ENTRIES SUPPLIED ▸
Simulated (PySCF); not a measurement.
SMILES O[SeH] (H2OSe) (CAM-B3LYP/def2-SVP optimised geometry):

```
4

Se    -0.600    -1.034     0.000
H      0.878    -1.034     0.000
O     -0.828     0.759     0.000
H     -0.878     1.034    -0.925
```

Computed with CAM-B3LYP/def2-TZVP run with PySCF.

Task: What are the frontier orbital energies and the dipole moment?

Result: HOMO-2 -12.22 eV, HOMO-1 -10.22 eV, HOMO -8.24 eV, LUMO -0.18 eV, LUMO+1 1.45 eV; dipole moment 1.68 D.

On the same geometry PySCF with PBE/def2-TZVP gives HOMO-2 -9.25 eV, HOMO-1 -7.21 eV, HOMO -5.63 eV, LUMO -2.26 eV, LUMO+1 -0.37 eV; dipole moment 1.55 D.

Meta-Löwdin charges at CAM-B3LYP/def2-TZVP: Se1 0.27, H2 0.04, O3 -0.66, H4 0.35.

TASK ITEM ▸ The listing above should be transcribed in full, exactly as written.

TASK RESPONSE ▸
Simulated (PySCF); not a measurement.
SMILES O[SeH] (H2OSe) (CAM-B3LYP/def2-SVP optimised geometry):

```
4

Se    -0.600    -1.034     0.000
H      0.878    -1.034     0.000
O     -0.828     0.759     0.000
H     -0.878     1.034    -0.925
```

Computed with CAM-B3LYP/def2-TZVP run with PySCF.

Task: What are the frontier orbital energies and the dipole moment?

Result: HOMO-2 -12.22 eV, HOMO-1 -10.22 eV, HOMO -8.24 eV, LUMO -0.18 eV, LUMO+1 1.45 eV; dipole moment 1.68 D.

On the same geometry PySCF with PBE/def2-TZVP gives HOMO-2 -9.25 eV, HOMO-1 -7.21 eV, HOMO -5.63 eV, LUMO -2.26 eV, LUMO+1 -0.37 eV; dipole moment 1.55 D.

Meta-Löwdin charges at CAM-B3LYP/def2-TZVP: Se1 0.27, H2 0.04, O3 -0.66, H4 0.35.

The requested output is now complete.